_Source information_:
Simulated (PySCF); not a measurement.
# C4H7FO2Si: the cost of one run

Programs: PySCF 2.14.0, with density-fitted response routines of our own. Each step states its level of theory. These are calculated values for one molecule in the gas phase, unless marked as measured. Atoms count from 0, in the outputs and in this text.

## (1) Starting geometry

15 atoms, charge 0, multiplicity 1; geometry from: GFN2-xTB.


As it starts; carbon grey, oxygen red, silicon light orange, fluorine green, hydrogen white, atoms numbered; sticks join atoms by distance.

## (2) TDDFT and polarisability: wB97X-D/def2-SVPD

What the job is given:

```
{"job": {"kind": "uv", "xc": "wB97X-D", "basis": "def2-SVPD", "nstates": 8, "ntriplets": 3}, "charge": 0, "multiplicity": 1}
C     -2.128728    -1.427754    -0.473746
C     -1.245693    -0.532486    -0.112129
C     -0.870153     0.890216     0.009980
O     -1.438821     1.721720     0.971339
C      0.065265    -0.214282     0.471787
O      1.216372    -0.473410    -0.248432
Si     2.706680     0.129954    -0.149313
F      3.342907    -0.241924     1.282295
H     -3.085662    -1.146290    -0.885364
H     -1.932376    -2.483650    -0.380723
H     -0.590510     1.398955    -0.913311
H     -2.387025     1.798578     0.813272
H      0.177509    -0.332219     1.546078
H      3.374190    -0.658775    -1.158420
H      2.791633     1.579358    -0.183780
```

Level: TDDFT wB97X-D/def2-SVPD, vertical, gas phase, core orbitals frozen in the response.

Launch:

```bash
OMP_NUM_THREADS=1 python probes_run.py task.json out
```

_Brief_:
The lines to return begin at the first line of the records and end at the line holding "## (1) Starting geometry"; please return them exactly, including both, and nothing beyond.

_Response_:
Simulated (PySCF); not a measurement.
# C4H7FO2Si: the cost of one run

Programs: PySCF 2.14.0, with density-fitted response routines of our own. Each step states its level of theory. These are calculated values for one molecule in the gas phase, unless marked as measured. Atoms count from 0, in the outputs and in this text.

## (1) Starting geometry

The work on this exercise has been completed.